** DATASET RECORDS **
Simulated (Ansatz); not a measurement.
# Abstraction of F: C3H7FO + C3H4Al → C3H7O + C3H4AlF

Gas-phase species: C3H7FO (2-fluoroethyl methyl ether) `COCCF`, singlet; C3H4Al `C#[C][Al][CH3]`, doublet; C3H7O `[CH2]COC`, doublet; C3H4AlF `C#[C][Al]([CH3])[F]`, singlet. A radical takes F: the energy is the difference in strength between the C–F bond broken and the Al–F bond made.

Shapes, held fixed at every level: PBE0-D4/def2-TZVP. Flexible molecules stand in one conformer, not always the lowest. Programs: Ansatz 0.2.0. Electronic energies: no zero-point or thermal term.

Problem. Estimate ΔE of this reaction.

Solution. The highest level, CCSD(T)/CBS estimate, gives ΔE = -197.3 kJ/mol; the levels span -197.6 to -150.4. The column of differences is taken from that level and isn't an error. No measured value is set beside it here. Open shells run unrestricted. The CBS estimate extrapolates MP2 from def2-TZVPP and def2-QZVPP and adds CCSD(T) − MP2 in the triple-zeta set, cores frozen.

** ACTIVITY **
All that belongs in your answer is the stretch of entries above from the line with "# Abstraction of" through the line with "Problem. Estimate ΔE of this reaction.", printed exactly.

** EXERCISE OUTPUT **
# Abstraction of F: C3H7FO + C3H4Al → C3H7O + C3H4AlF

Gas-phase species: C3H7FO (2-fluoroethyl methyl ether) `COCCF`, singlet; C3H4Al `C#[C][Al][CH3]`, doublet; C3H7O `[CH2]COC`, doublet; C3H4AlF `C#[C][Al]([CH3])[F]`, singlet. A radical takes F: the energy is the difference in strength between the C–F bond broken and the Al–F bond made.

Shapes, held fixed at every level: PBE0-D4/def2-TZVP. Flexible molecules stand in one conformer, not always the lowest. Programs: Ansatz 0.2.0. Electronic energies: no zero-point or thermal term.

Problem. Estimate ΔE of this reaction.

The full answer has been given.